**Requirement**
Return precisely the opening lines of the listing below, ending with the line that contains "Result: -0.3 GPa.".

**Extracted material**
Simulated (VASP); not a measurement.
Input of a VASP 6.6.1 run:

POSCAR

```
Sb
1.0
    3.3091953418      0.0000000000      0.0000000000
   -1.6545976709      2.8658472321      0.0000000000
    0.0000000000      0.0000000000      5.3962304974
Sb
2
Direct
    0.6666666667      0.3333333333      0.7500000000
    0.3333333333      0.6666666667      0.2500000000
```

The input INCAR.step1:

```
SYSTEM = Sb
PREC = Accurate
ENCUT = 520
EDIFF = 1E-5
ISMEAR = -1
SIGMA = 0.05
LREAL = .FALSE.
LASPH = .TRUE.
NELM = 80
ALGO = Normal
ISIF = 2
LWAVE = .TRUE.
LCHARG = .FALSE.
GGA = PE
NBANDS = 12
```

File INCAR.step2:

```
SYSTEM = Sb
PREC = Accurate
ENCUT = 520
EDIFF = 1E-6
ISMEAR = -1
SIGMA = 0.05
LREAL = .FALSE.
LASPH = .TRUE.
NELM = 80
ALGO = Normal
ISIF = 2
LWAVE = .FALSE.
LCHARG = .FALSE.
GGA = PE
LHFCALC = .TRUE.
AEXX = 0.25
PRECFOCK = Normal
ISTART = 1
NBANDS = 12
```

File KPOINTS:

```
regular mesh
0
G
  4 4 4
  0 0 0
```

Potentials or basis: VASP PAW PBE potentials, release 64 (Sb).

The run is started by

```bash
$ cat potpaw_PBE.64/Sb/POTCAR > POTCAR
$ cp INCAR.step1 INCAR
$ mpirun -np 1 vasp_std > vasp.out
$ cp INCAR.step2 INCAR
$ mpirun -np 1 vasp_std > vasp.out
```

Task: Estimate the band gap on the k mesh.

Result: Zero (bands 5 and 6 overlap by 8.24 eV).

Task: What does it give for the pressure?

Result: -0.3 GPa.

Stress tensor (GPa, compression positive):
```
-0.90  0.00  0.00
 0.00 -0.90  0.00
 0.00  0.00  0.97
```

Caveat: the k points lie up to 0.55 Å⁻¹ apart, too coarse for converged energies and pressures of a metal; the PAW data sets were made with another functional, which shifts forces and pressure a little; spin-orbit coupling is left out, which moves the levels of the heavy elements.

**Solution**
Simulated (VASP); not a measurement.
Input of a VASP 6.6.1 run:

POSCAR

```
Sb
1.0
    3.3091953418      0.0000000000      0.0000000000
   -1.6545976709      2.8658472321      0.0000000000
    0.0000000000      0.0000000000      5.3962304974
Sb
2
Direct
    0.6666666667      0.3333333333      0.7500000000
    0.3333333333      0.6666666667      0.2500000000
```

The input INCAR.step1:

```
SYSTEM = Sb
PREC = Accurate
ENCUT = 520
EDIFF = 1E-5
ISMEAR = -1
SIGMA = 0.05
LREAL = .FALSE.
LASPH = .TRUE.
NELM = 80
ALGO = Normal
ISIF = 2
LWAVE = .TRUE.
LCHARG = .FALSE.
GGA = PE
NBANDS = 12
```

File INCAR.step2:

```
SYSTEM = Sb
PREC = Accurate
ENCUT = 520
EDIFF = 1E-6
ISMEAR = -1
SIGMA = 0.05
LREAL = .FALSE.
LASPH = .TRUE.
NELM = 80
ALGO = Normal
ISIF = 2
LWAVE = .FALSE.
LCHARG = .FALSE.
GGA = PE
LHFCALC = .TRUE.
AEXX = 0.25
PRECFOCK = Normal
ISTART = 1
NBANDS = 12
```

File KPOINTS:

```
regular mesh
0
G
  4 4 4
  0 0 0
```

Potentials or basis: VASP PAW PBE potentials, release 64 (Sb).

The run is started by

```bash
$ cat potpaw_PBE.64/Sb/POTCAR > POTCAR
$ cp INCAR.step1 INCAR
$ mpirun -np 1 vasp_std > vasp.out
$ cp INCAR.step2 INCAR
$ mpirun -np 1 vasp_std > vasp.out
```

Task: Estimate the band gap on the k mesh.

Result: Zero (bands 5 and 6 overlap by 8.24 eV).

Task: What does it give for the pressure?

Result: -0.3 GPa.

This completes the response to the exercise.